» Work request
From the records below, copy out exactly the lines from the one containing "Task: Fill in the values left out." to the one containing "Result: (a) -0.1; (b) 6.4.", both included. Add nothing else.

» Data for review
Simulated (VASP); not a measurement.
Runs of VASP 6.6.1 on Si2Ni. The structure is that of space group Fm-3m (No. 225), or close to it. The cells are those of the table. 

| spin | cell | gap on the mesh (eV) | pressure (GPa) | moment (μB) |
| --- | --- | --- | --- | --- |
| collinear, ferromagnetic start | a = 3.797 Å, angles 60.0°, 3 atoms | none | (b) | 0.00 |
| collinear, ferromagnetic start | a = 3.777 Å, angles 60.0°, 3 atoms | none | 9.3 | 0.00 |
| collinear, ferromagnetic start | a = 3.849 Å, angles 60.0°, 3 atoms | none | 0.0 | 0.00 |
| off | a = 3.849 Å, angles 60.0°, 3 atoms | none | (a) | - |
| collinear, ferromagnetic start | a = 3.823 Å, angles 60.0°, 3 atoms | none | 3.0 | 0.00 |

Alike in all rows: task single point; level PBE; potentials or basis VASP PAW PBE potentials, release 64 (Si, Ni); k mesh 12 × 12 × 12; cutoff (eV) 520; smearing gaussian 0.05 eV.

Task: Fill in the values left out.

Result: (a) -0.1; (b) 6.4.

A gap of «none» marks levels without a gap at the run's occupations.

» Written reply
Task: Fill in the values left out.

Result: (a) -0.1; (b) 6.4.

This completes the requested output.